'''

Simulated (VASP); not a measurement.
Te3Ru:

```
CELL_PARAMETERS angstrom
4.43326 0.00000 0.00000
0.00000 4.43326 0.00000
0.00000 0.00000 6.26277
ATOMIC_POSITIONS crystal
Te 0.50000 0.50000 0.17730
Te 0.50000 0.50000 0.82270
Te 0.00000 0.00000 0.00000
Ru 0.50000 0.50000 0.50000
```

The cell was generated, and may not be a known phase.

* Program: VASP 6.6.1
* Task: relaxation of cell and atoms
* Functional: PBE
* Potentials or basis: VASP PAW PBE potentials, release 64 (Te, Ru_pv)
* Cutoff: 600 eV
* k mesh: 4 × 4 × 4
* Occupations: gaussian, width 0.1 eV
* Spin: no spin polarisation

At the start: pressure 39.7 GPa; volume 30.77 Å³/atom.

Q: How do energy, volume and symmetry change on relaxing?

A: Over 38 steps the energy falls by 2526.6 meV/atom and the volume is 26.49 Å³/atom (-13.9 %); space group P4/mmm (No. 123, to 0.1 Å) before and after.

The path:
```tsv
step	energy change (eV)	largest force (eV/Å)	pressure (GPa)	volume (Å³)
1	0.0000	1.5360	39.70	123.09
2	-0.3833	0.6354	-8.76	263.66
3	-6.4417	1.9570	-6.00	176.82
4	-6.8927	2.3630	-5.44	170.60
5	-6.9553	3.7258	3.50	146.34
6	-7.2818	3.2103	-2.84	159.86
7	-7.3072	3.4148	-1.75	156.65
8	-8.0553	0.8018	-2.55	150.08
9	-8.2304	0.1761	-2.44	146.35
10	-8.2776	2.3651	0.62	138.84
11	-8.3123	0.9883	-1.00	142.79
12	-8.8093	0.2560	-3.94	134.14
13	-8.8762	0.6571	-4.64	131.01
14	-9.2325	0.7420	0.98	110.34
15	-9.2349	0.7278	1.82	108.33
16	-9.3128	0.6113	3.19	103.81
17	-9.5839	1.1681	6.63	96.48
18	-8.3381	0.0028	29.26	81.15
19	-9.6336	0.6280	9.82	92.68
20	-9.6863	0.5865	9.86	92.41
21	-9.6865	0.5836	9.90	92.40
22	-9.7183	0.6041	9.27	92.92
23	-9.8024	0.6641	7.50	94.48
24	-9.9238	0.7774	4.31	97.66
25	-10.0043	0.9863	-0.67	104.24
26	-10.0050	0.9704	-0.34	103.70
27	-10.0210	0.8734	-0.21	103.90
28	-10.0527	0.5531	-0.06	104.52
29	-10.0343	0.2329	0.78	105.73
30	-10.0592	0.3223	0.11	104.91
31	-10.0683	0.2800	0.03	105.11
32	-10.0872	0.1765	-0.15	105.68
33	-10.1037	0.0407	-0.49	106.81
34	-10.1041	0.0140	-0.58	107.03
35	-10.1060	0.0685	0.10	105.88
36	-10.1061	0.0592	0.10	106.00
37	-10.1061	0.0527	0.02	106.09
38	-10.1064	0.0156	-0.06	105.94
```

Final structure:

'''

Please reply with an exact copy of the lines above, starting at the first and ending at the line that holds "Cutoff: 600 eV".

Simulated (VASP); not a measurement.
Te3Ru:

```
CELL_PARAMETERS angstrom
4.43326 0.00000 0.00000
0.00000 4.43326 0.00000
0.00000 0.00000 6.26277
ATOMIC_POSITIONS crystal
Te 0.50000 0.50000 0.17730
Te 0.50000 0.50000 0.82270
Te 0.00000 0.00000 0.00000
Ru 0.50000 0.50000 0.50000
```

The cell was generated, and may not be a known phase.

* Program: VASP 6.6.1
* Task: relaxation of cell and atoms
* Functional: PBE
* Potentials or basis: VASP PAW PBE potentials, release 64 (Te, Ru_pv)
* Cutoff: 600 eV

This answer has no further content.